» **WORK ITEM**
Could you print each line of the material below exactly?

» **DATA SHOWN**
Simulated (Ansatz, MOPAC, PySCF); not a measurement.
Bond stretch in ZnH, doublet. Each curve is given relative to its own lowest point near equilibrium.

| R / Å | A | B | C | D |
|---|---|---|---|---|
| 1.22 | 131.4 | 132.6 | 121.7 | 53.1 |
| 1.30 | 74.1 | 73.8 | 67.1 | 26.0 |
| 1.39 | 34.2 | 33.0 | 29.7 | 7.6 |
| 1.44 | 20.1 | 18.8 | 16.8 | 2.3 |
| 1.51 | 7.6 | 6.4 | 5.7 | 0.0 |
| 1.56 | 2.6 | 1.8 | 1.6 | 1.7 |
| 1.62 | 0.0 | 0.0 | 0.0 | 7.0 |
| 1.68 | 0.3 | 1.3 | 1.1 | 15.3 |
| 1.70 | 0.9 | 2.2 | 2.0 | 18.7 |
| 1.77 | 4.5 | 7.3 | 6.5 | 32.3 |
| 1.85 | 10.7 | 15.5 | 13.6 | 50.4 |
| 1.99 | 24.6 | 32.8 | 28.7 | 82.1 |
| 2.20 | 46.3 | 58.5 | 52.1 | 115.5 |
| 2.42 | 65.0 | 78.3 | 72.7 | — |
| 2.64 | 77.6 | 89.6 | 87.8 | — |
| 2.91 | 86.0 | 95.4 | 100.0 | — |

» **PROBLEM SOLUTION**
Simulated (Ansatz, MOPAC, PySCF); not a measurement.
Bond stretch in ZnH, doublet. Each curve is given relative to its own lowest point near equilibrium.

| R / Å | A | B | C | D |
|---|---|---|---|---|
| 1.22 | 131.4 | 132.6 | 121.7 | 53.1 |
| 1.30 | 74.1 | 73.8 | 67.1 | 26.0 |
| 1.39 | 34.2 | 33.0 | 29.7 | 7.6 |
| 1.44 | 20.1 | 18.8 | 16.8 | 2.3 |
| 1.51 | 7.6 | 6.4 | 5.7 | 0.0 |
| 1.56 | 2.6 | 1.8 | 1.6 | 1.7 |
| 1.62 | 0.0 | 0.0 | 0.0 | 7.0 |
| 1.68 | 0.3 | 1.3 | 1.1 | 15.3 |
| 1.70 | 0.9 | 2.2 | 2.0 | 18.7 |
| 1.77 | 4.5 | 7.3 | 6.5 | 32.3 |
| 1.85 | 10.7 | 15.5 | 13.6 | 50.4 |
| 1.99 | 24.6 | 32.8 | 28.7 | 82.1 |
| 2.20 | 46.3 | 58.5 | 52.1 | 115.5 |
| 2.42 | 65.0 | 78.3 | 72.7 | — |
| 2.64 | 77.6 | 89.6 | 87.8 | — |
| 2.91 | 86.0 | 95.4 | 100.0 | — |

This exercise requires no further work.